WORK ORDER -
Transcribe, word for word and without additions, each line below from the one containing "## Calculated data, AlClH" through the one containing "Computed with PySCF", both ends included.

INFORMATION -
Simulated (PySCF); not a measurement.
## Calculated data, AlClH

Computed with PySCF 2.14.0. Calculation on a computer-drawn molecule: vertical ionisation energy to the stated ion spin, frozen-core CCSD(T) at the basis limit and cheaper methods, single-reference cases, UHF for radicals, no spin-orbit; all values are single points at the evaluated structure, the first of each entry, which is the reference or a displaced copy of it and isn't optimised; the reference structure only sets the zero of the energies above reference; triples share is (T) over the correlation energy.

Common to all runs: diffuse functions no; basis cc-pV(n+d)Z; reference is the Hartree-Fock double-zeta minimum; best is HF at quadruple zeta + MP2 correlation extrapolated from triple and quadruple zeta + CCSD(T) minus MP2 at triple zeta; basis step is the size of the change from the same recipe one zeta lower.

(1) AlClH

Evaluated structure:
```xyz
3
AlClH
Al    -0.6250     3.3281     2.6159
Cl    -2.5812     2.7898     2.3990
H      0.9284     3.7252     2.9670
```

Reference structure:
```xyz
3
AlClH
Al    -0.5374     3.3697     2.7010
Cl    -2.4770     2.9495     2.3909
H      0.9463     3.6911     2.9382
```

RESPONSE BOX -
## Calculated data, AlClH

Computed with PySCF 2.14.0. Calculation on a computer-drawn molecule: vertical ionisation energy to the stated ion spin, frozen-core CCSD(T) at the basis limit and cheaper methods, single-reference cases, UHF for radicals, no spin-orbit; all values are single points at the evaluated structure, the first of each entry, which is the reference or a displaced copy of it and isn't optimised; the reference structure only sets the zero of the energies above reference; triples share is (T) over the correlation energy.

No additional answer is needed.